[[ DATA TO EXAMINE open ]]

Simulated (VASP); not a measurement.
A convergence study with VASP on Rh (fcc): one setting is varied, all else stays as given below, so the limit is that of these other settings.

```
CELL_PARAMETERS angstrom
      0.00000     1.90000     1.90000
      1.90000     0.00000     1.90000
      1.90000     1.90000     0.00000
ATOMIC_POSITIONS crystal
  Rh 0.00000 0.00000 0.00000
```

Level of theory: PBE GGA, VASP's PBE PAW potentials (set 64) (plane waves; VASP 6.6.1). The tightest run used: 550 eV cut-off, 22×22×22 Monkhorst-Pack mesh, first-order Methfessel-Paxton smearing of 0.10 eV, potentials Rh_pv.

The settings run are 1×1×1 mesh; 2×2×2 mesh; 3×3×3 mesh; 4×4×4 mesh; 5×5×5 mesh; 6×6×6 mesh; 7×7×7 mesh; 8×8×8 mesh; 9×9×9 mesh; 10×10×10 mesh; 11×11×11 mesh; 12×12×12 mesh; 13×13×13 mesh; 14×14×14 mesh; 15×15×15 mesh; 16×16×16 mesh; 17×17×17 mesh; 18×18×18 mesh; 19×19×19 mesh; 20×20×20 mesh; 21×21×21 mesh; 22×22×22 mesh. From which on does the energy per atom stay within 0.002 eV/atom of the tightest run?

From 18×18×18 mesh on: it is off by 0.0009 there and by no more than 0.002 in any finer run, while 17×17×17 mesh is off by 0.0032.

[[ DATA TO EXAMINE closed ]]

_WORK ORDER_
Go back to the start of the listing above. Reproduce each line exactly, ending with the line that contains "Level of theory: PBE".

_EXERCISE SOLUTION_
Simulated (VASP); not a measurement.
A convergence study with VASP on Rh (fcc): one setting is varied, all else stays as given below, so the limit is that of these other settings.

```
CELL_PARAMETERS angstrom
      0.00000     1.90000     1.90000
      1.90000     0.00000     1.90000
      1.90000     1.90000     0.00000
ATOMIC_POSITIONS crystal
  Rh 0.00000 0.00000 0.00000
```

Level of theory: PBE GGA, VASP's PBE PAW potentials (set 64) (plane waves; VASP 6.6.1). The tightest run used: 550 eV cut-off, 22×22×22 Monkhorst-Pack mesh, first-order Methfessel-Paxton smearing of 0.10 eV, potentials Rh_pv.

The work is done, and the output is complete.